══ Supplied data ══
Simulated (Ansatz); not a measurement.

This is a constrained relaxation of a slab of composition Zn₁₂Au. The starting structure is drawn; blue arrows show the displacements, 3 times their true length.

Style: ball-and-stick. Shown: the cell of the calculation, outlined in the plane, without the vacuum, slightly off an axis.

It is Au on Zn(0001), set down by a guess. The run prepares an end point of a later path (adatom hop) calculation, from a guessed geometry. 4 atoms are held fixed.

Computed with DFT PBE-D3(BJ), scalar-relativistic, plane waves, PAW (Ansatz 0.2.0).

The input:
═══

- _Requirement_
Restate word for word the entries above, starting at the line with "It is Au on" and ending at the line with "Computed with DFT", inclusive, and no others.

- _Written reply_
It is Au on Zn(0001), set down by a guess. The run prepares an end point of a later path (adatom hop) calculation, from a guessed geometry. 4 atoms are held fixed.

Computed with DFT PBE-D3(BJ), scalar-relativistic, plane waves, PAW (Ansatz 0.2.0).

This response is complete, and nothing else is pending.